• **Exercise**: From the records below, output exactly the lines running from the line containing "A free Rb atom" through the line containing "### Describe the", and no others.

• **Input data**:
# # # #
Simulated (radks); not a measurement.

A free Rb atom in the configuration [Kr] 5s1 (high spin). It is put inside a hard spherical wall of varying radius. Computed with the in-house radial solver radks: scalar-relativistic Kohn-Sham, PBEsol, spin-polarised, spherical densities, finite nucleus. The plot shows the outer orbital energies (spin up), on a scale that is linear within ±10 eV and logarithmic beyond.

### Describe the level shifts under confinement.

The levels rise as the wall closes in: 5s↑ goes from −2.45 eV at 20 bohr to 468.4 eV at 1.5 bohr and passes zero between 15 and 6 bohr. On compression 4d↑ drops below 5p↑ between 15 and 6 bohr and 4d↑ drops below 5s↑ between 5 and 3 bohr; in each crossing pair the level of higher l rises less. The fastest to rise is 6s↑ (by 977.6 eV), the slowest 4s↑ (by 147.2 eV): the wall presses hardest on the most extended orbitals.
# # # #

• **Task response**:
A free Rb atom in the configuration [Kr] 5s1 (high spin). It is put inside a hard spherical wall of varying radius. Computed with the in-house radial solver radks: scalar-relativistic Kohn-Sham, PBEsol, spin-polarised, spherical densities, finite nucleus. The plot shows the outer orbital energies (spin up), on a scale that is linear within ±10 eV and logarithmic beyond.

### Describe the level shifts under confinement.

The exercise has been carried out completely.